### Records shown:
────────────────────
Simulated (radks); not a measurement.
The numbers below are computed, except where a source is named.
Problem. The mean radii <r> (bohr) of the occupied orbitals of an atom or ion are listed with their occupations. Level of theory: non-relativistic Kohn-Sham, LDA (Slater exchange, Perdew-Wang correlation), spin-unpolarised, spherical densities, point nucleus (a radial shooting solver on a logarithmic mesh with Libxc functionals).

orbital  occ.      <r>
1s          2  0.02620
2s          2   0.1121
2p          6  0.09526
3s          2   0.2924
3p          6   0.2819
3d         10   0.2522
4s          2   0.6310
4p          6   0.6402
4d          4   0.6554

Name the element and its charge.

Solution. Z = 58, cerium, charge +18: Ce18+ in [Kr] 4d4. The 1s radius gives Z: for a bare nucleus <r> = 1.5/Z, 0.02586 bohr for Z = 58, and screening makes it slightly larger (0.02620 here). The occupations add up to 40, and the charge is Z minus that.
────────────────────

### Work task:
Write the opening line of the data above and every line after it, exactly, stopping once you have written the line with "Name the element and its charge.".

### Task response:
Simulated (radks); not a measurement.
The numbers below are computed, except where a source is named.
Problem. The mean radii <r> (bohr) of the occupied orbitals of an atom or ion are listed with their occupations. Level of theory: non-relativistic Kohn-Sham, LDA (Slater exchange, Perdew-Wang correlation), spin-unpolarised, spherical densities, point nucleus (a radial shooting solver on a logarithmic mesh with Libxc functionals).

orbital  occ.      <r>
1s          2  0.02620
2s          2   0.1121
2p          6  0.09526
3s          2   0.2924
3p          6   0.2819
3d         10   0.2522
4s          2   0.6310
4p          6   0.6402
4d          4   0.6554

Name the element and its charge.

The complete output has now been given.